☆ ☆ ☆ ☆
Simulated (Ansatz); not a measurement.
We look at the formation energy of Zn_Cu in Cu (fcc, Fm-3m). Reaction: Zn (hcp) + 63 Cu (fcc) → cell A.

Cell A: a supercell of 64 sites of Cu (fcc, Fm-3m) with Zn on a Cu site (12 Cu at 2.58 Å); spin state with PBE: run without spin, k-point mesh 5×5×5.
☆ ☆ ☆ ☆

▸ **Required action**:
Whole listing, every line: reproduce it exactly.

▸ **Exercise output**:
Simulated (Ansatz); not a measurement.
We look at the formation energy of Zn_Cu in Cu (fcc, Fm-3m). Reaction: Zn (hcp) + 63 Cu (fcc) → cell A.

Cell A: a supercell of 64 sites of Cu (fcc, Fm-3m) with Zn on a Cu site (12 Cu at 2.58 Å); spin state with PBE: run without spin, k-point mesh 5×5×5.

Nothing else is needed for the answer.